_Brief_.
Copy the records below in full, changing no character.

_Data for analysis_.
-------------------------
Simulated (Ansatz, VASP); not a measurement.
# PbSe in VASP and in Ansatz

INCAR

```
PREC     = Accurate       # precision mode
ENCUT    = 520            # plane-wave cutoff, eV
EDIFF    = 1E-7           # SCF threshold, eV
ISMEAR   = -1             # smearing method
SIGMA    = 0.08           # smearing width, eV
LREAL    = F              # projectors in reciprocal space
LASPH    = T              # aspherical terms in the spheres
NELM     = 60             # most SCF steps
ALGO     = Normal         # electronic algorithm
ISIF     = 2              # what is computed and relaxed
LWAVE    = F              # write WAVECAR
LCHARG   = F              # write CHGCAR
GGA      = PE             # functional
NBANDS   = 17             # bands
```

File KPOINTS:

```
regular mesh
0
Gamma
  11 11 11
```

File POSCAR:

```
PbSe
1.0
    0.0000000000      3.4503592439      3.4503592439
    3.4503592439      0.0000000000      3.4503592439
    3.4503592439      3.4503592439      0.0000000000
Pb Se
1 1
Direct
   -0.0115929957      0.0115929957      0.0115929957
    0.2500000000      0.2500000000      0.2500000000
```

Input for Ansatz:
-------------------------

_Exercise response_.
Simulated (Ansatz, VASP); not a measurement.
# PbSe in VASP and in Ansatz

INCAR

```
PREC     = Accurate       # precision mode
ENCUT    = 520            # plane-wave cutoff, eV
EDIFF    = 1E-7           # SCF threshold, eV
ISMEAR   = -1             # smearing method
SIGMA    = 0.08           # smearing width, eV
LREAL    = F              # projectors in reciprocal space
LASPH    = T              # aspherical terms in the spheres
NELM     = 60             # most SCF steps
ALGO     = Normal         # electronic algorithm
ISIF     = 2              # what is computed and relaxed
LWAVE    = F              # write WAVECAR
LCHARG   = F              # write CHGCAR
GGA      = PE             # functional
NBANDS   = 17             # bands
```

File KPOINTS:

```
regular mesh
0
Gamma
  11 11 11
```

File POSCAR:

```
PbSe
1.0
    0.0000000000      3.4503592439      3.4503592439
    3.4503592439      0.0000000000      3.4503592439
    3.4503592439      3.4503592439      0.0000000000
Pb Se
1 1
Direct
   -0.0115929957      0.0115929957      0.0115929957
    0.2500000000      0.2500000000      0.2500000000
```

Input for Ansatz:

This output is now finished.